**Extracted records:**
========================
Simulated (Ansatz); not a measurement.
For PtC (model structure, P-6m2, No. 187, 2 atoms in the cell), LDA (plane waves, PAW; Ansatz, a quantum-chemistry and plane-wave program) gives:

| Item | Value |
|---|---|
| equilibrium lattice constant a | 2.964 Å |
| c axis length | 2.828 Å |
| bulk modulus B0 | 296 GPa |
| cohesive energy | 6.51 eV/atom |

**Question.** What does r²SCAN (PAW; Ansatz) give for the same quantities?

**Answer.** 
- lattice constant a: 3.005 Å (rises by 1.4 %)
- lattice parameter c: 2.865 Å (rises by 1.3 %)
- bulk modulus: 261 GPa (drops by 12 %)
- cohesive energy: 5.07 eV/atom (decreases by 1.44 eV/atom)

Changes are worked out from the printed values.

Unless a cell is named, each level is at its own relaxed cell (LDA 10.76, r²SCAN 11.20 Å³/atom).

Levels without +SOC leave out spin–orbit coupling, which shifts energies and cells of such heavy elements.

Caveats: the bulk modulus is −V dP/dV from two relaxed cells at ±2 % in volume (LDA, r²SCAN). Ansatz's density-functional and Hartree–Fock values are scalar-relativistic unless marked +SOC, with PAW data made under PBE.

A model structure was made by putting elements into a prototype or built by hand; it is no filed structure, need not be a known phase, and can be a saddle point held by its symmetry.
========================

**Assignment:** Beginning with the line that has "- bulk modulus: 261 GPa (drops by 12 %)" and ending with the line that has "Levels without +SOC", set down the lines above exactly and include no others.

**Result:**
- bulk modulus: 261 GPa (drops by 12 %)
- cohesive energy: 5.07 eV/atom (decreases by 1.44 eV/atom)

Changes are worked out from the printed values.

Unless a cell is named, each level is at its own relaxed cell (LDA 10.76, r²SCAN 11.20 Å³/atom).

Levels without +SOC leave out spin–orbit coupling, which shifts energies and cells of such heavy elements.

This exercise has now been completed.